Assigned task -
An exact transcription of every record is needed.

Entries supplied -
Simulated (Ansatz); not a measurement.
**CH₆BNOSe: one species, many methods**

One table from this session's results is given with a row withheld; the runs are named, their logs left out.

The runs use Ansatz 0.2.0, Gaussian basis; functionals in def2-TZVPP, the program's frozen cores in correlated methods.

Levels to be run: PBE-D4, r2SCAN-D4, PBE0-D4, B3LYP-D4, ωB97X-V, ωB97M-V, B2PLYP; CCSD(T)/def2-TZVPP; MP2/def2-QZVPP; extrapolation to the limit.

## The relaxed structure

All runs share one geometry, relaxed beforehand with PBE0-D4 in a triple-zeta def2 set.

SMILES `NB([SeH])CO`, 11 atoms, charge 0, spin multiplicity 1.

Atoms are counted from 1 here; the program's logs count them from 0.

Written response -
Simulated (Ansatz); not a measurement.
**CH₆BNOSe: one species, many methods**

One table from this session's results is given with a row withheld; the runs are named, their logs left out.

The runs use Ansatz 0.2.0, Gaussian basis; functionals in def2-TZVPP, the program's frozen cores in correlated methods.

Levels to be run: PBE-D4, r2SCAN-D4, PBE0-D4, B3LYP-D4, ωB97X-V, ωB97M-V, B2PLYP; CCSD(T)/def2-TZVPP; MP2/def2-QZVPP; extrapolation to the limit.

## The relaxed structure

All runs share one geometry, relaxed beforehand with PBE0-D4 in a triple-zeta def2 set.

SMILES `NB([SeH])CO`, 11 atoms, charge 0, spin multiplicity 1.

Atoms are counted from 1 here; the program's logs count them from 0.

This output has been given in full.